_Extracted information:_
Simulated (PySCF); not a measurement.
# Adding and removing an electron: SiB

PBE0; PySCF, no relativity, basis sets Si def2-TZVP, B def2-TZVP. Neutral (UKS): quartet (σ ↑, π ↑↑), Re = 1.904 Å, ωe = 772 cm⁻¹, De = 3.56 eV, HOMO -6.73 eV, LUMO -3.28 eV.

_Assigned task:_
Give back the material above in full, exactly as it reads.

_Task response:_
Simulated (PySCF); not a measurement.
# Adding and removing an electron: SiB

PBE0; PySCF, no relativity, basis sets Si def2-TZVP, B def2-TZVP. Neutral (UKS): quartet (σ ↑, π ↑↑), Re = 1.904 Å, ωe = 772 cm⁻¹, De = 3.56 eV, HOMO -6.73 eV, LUMO -3.28 eV.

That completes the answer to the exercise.